★ ★ ★ ★
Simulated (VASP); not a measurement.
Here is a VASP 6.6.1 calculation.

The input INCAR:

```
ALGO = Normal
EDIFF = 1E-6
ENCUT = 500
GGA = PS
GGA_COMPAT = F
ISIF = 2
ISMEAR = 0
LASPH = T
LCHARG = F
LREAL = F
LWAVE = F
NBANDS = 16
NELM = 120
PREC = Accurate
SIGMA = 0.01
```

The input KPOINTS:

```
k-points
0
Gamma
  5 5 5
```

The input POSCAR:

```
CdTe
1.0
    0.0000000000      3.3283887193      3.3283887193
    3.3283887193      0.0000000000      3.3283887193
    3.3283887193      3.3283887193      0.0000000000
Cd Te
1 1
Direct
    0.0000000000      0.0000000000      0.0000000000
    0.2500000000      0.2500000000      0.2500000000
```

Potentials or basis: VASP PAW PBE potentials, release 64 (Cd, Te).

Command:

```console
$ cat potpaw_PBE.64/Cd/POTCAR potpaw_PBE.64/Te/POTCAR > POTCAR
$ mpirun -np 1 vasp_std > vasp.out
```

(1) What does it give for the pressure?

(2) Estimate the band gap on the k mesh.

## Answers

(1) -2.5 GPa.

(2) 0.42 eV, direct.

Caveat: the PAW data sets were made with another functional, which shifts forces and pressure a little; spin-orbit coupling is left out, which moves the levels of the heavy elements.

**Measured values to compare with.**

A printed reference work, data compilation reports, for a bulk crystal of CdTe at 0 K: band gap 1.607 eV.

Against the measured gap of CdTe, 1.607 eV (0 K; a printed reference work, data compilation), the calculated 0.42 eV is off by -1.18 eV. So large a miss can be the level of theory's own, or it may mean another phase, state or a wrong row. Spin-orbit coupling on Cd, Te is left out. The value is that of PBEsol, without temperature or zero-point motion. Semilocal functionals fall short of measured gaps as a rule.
★ ★ ★ ★

Work item> Reproduce only the lines from the top of the material through the one bearing "A printed reference work, data compilation reports, for", each exactly as it stands.

Exercise output>
Simulated (VASP); not a measurement.
Here is a VASP 6.6.1 calculation.

The input INCAR:

```
ALGO = Normal
EDIFF = 1E-6
ENCUT = 500
GGA = PS
GGA_COMPAT = F
ISIF = 2
ISMEAR = 0
LASPH = T
LCHARG = F
LREAL = F
LWAVE = F
NBANDS = 16
NELM = 120
PREC = Accurate
SIGMA = 0.01
```

The input KPOINTS:

```
k-points
0
Gamma
  5 5 5
```

The input POSCAR:

```
CdTe
1.0
    0.0000000000      3.3283887193      3.3283887193
    3.3283887193      0.0000000000      3.3283887193
    3.3283887193      3.3283887193      0.0000000000
Cd Te
1 1
Direct
    0.0000000000      0.0000000000      0.0000000000
    0.2500000000      0.2500000000      0.2500000000
```

Potentials or basis: VASP PAW PBE potentials, release 64 (Cd, Te).

Command:

```console
$ cat potpaw_PBE.64/Cd/POTCAR potpaw_PBE.64/Te/POTCAR > POTCAR
$ mpirun -np 1 vasp_std > vasp.out
```

(1) What does it give for the pressure?

(2) Estimate the band gap on the k mesh.

## Answers

(1) -2.5 GPa.

(2) 0.42 eV, direct.

Caveat: the PAW data sets were made with another functional, which shifts forces and pressure a little; spin-orbit coupling is left out, which moves the levels of the heavy elements.

**Measured values to compare with.**

A printed reference work, data compilation reports, for a bulk crystal of CdTe at 0 K: band gap 1.607 eV.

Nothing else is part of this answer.